TASK ITEM
All that is needed is every record, duplicated exactly.

PROVIDED INFORMATION
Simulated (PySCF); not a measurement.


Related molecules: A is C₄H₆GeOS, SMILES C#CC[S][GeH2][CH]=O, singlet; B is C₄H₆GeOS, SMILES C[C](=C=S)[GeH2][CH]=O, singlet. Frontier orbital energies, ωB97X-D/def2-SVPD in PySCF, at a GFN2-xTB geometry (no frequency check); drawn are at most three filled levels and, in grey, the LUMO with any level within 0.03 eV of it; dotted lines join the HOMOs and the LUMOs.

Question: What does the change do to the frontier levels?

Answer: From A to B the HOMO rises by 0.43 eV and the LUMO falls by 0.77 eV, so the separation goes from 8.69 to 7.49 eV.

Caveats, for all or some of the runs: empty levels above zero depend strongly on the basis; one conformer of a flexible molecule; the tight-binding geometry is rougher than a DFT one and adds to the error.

WRITTEN SOLUTION
Simulated (PySCF); not a measurement.


Related molecules: A is C₄H₆GeOS, SMILES C#CC[S][GeH2][CH]=O, singlet; B is C₄H₆GeOS, SMILES C[C](=C=S)[GeH2][CH]=O, singlet. Frontier orbital energies, ωB97X-D/def2-SVPD in PySCF, at a GFN2-xTB geometry (no frequency check); drawn are at most three filled levels and, in grey, the LUMO with any level within 0.03 eV of it; dotted lines join the HOMOs and the LUMOs.

Question: What does the change do to the frontier levels?

Answer: From A to B the HOMO rises by 0.43 eV and the LUMO falls by 0.77 eV, so the separation goes from 8.69 to 7.49 eV.

Caveats, for all or some of the runs: empty levels above zero depend strongly on the basis; one conformer of a flexible molecule; the tight-binding geometry is rougher than a DFT one and adds to the error.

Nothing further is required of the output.